------------

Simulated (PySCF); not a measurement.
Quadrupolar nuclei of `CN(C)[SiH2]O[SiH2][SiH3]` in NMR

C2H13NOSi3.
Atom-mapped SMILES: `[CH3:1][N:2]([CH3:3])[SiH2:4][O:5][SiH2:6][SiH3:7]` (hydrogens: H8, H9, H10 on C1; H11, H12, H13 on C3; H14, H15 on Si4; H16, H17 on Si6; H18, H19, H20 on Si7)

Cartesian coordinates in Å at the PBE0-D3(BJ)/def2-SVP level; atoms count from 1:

------------

Reproduce word for word the material above, starting with the line that has "Quadrupolar nuclei of" and stopping after the line that has "H20 on Si7)".

Solution →
Quadrupolar nuclei of `CN(C)[SiH2]O[SiH2][SiH3]` in NMR

C2H13NOSi3.
Atom-mapped SMILES: `[CH3:1][N:2]([CH3:3])[SiH2:4][O:5][SiH2:6][SiH3:7]` (hydrogens: H8, H9, H10 on C1; H11, H12, H13 on C3; H14, H15 on Si4; H16, H17 on Si6; H18, H19, H20 on Si7)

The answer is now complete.